→ **Assigned task**
An identical copy of the data below is needed.

→ **Given data**
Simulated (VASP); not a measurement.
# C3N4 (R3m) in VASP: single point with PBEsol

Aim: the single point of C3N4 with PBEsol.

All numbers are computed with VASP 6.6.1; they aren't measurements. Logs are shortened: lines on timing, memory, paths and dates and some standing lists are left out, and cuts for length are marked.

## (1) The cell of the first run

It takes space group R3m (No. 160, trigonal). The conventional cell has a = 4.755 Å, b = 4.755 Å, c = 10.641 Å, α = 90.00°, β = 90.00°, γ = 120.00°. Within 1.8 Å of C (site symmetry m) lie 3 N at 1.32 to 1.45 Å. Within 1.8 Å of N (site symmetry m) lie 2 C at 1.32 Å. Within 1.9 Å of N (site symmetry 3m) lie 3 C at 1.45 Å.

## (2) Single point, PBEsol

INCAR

→ **Task response**
Simulated (VASP); not a measurement.
# C3N4 (R3m) in VASP: single point with PBEsol

Aim: the single point of C3N4 with PBEsol.

All numbers are computed with VASP 6.6.1; they aren't measurements. Logs are shortened: lines on timing, memory, paths and dates and some standing lists are left out, and cuts for length are marked.

## (1) The cell of the first run

It takes space group R3m (No. 160, trigonal). The conventional cell has a = 4.755 Å, b = 4.755 Å, c = 10.641 Å, α = 90.00°, β = 90.00°, γ = 120.00°. Within 1.8 Å of C (site symmetry m) lie 3 N at 1.32 to 1.45 Å. Within 1.8 Å of N (site symmetry m) lie 2 C at 1.32 Å. Within 1.9 Å of N (site symmetry 3m) lie 3 C at 1.45 Å.

## (2) Single point, PBEsol

INCAR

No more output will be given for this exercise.